▶ Material shown
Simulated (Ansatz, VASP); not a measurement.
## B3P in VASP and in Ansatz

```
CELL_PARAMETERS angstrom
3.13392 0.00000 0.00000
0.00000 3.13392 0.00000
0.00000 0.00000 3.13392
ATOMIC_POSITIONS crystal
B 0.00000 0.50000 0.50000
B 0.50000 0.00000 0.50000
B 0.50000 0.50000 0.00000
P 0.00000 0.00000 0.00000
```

▶ Task item
The reply should contain all of the entries exactly as shown above.

▶ Task response
Simulated (Ansatz, VASP); not a measurement.
## B3P in VASP and in Ansatz

```
CELL_PARAMETERS angstrom
3.13392 0.00000 0.00000
0.00000 3.13392 0.00000
0.00000 0.00000 3.13392
ATOMIC_POSITIONS crystal
B 0.00000 0.50000 0.50000
B 0.50000 0.00000 0.50000
B 0.50000 0.50000 0.00000
P 0.00000 0.00000 0.00000
```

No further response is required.